## Work request
Start with the first line of the material. Repeat each line exactly through the one that contains "FCI/STO-3G is exact".

## Material provided
···

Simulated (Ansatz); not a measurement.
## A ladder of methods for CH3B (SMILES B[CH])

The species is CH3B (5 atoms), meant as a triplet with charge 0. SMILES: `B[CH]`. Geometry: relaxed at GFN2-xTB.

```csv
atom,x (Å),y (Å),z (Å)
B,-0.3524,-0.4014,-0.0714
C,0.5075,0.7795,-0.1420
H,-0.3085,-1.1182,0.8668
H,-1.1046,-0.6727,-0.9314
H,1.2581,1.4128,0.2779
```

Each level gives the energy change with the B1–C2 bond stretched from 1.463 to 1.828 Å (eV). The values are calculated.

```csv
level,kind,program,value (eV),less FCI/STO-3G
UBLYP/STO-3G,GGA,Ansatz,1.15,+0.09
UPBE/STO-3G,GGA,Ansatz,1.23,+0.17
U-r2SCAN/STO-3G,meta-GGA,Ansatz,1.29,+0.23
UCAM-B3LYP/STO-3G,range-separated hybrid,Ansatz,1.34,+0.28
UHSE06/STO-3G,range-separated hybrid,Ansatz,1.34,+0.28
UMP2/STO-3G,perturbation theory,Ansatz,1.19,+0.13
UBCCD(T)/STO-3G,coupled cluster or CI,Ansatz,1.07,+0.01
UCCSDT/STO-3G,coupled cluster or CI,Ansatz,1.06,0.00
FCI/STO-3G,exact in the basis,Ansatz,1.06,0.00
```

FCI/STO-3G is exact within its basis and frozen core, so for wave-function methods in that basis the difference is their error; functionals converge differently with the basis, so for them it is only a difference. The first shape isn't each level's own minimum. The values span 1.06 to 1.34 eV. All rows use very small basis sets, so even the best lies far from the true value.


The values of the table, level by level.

···

## Written response
Simulated (Ansatz); not a measurement.
## A ladder of methods for CH3B (SMILES B[CH])

The species is CH3B (5 atoms), meant as a triplet with charge 0. SMILES: `B[CH]`. Geometry: relaxed at GFN2-xTB.

```csv
atom,x (Å),y (Å),z (Å)
B,-0.3524,-0.4014,-0.0714
C,0.5075,0.7795,-0.1420
H,-0.3085,-1.1182,0.8668
H,-1.1046,-0.6727,-0.9314
H,1.2581,1.4128,0.2779
```

Each level gives the energy change with the B1–C2 bond stretched from 1.463 to 1.828 Å (eV). The values are calculated.

```csv
level,kind,program,value (eV),less FCI/STO-3G
UBLYP/STO-3G,GGA,Ansatz,1.15,+0.09
UPBE/STO-3G,GGA,Ansatz,1.23,+0.17
U-r2SCAN/STO-3G,meta-GGA,Ansatz,1.29,+0.23
UCAM-B3LYP/STO-3G,range-separated hybrid,Ansatz,1.34,+0.28
UHSE06/STO-3G,range-separated hybrid,Ansatz,1.34,+0.28
UMP2/STO-3G,perturbation theory,Ansatz,1.19,+0.13
UBCCD(T)/STO-3G,coupled cluster or CI,Ansatz,1.07,+0.01
UCCSDT/STO-3G,coupled cluster or CI,Ansatz,1.06,0.00
FCI/STO-3G,exact in the basis,Ansatz,1.06,0.00
```

FCI/STO-3G is exact within its basis and frozen core, so for wave-function methods in that basis the difference is their error; functionals converge differently with the basis, so for them it is only a difference. The first shape isn't each level's own minimum. The values span 1.06 to 1.34 eV. All rows use very small basis sets, so even the best lies far from the true value.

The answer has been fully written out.